REQUIRED ACTION
Return, unaltered, every line from the beginning of the material below up to and including the one with "2.53 | H→L (96%) |".

== Segment start ==

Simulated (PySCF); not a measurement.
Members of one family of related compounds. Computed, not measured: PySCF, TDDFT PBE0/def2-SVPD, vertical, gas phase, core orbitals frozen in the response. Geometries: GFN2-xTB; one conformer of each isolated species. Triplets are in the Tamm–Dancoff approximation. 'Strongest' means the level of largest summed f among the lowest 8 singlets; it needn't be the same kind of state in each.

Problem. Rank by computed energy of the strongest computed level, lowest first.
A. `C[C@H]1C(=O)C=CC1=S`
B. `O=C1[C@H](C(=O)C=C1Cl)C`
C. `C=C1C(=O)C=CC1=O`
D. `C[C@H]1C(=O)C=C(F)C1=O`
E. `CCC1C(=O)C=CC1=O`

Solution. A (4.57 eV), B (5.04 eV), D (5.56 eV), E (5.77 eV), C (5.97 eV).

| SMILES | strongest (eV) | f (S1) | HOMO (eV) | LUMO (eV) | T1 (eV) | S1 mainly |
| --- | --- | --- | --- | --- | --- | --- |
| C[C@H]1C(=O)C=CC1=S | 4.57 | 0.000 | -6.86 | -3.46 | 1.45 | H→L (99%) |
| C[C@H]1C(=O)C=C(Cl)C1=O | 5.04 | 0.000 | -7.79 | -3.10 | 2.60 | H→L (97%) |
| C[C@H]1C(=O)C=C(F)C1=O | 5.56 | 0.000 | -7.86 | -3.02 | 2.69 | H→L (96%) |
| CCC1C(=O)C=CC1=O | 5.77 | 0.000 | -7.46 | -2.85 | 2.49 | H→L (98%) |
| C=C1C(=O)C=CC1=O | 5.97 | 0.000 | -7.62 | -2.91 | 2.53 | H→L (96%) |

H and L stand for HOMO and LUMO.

== Segment end ==

WRITTEN RESPONSE
Simulated (PySCF); not a measurement.
Members of one family of related compounds. Computed, not measured: PySCF, TDDFT PBE0/def2-SVPD, vertical, gas phase, core orbitals frozen in the response. Geometries: GFN2-xTB; one conformer of each isolated species. Triplets are in the Tamm–Dancoff approximation. 'Strongest' means the level of largest summed f among the lowest 8 singlets; it needn't be the same kind of state in each.

Problem. Rank by computed energy of the strongest computed level, lowest first.
A. `C[C@H]1C(=O)C=CC1=S`
B. `O=C1[C@H](C(=O)C=C1Cl)C`
C. `C=C1C(=O)C=CC1=O`
D. `C[C@H]1C(=O)C=C(F)C1=O`
E. `CCC1C(=O)C=CC1=O`

Solution. A (4.57 eV), B (5.04 eV), D (5.56 eV), E (5.77 eV), C (5.97 eV).

| SMILES | strongest (eV) | f (S1) | HOMO (eV) | LUMO (eV) | T1 (eV) | S1 mainly |
| --- | --- | --- | --- | --- | --- | --- |
| C[C@H]1C(=O)C=CC1=S | 4.57 | 0.000 | -6.86 | -3.46 | 1.45 | H→L (99%) |
| C[C@H]1C(=O)C=C(Cl)C1=O | 5.04 | 0.000 | -7.79 | -3.10 | 2.60 | H→L (97%) |
| C[C@H]1C(=O)C=C(F)C1=O | 5.56 | 0.000 | -7.86 | -3.02 | 2.69 | H→L (96%) |
| CCC1C(=O)C=CC1=O | 5.77 | 0.000 | -7.46 | -2.85 | 2.49 | H→L (98%) |
| C=C1C(=O)C=CC1=O | 5.97 | 0.000 | -7.62 | -2.91 | 2.53 | H→L (96%) |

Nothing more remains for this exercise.